▶ **Work order**:
Take the material below and output exactly the run of lines from the one containing "So far, open" down to the one containing "System of this", with both included.

= = = =

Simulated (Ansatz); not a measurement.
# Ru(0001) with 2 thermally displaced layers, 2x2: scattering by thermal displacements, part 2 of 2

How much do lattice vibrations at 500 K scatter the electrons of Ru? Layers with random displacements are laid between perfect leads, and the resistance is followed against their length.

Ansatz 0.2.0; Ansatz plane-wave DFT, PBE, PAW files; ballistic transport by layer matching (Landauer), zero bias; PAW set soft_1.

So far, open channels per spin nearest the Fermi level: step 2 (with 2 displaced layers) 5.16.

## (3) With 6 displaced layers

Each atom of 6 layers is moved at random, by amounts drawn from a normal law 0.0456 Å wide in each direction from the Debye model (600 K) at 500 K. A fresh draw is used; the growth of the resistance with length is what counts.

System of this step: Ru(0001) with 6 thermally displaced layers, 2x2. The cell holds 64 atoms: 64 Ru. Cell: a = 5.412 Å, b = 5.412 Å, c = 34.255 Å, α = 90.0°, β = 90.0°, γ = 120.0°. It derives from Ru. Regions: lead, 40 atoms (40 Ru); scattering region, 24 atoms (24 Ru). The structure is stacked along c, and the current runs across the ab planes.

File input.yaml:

= = = =

▶ **Exercise result**:
So far, open channels per spin nearest the Fermi level: step 2 (with 2 displaced layers) 5.16.

## (3) With 6 displaced layers

Each atom of 6 layers is moved at random, by amounts drawn from a normal law 0.0456 Å wide in each direction from the Debye model (600 K) at 500 K. A fresh draw is used; the growth of the resistance with length is what counts.

System of this step: Ru(0001) with 6 thermally displaced layers, 2x2. The cell holds 64 atoms: 64 Ru. Cell: a = 5.412 Å, b = 5.412 Å, c = 34.255 Å, α = 90.0°, β = 90.0°, γ = 120.0°. It derives from Ru. Regions: lead, 40 atoms (40 Ru); scattering region, 24 atoms (24 Ru). The structure is stacked along c, and the current runs across the ab planes.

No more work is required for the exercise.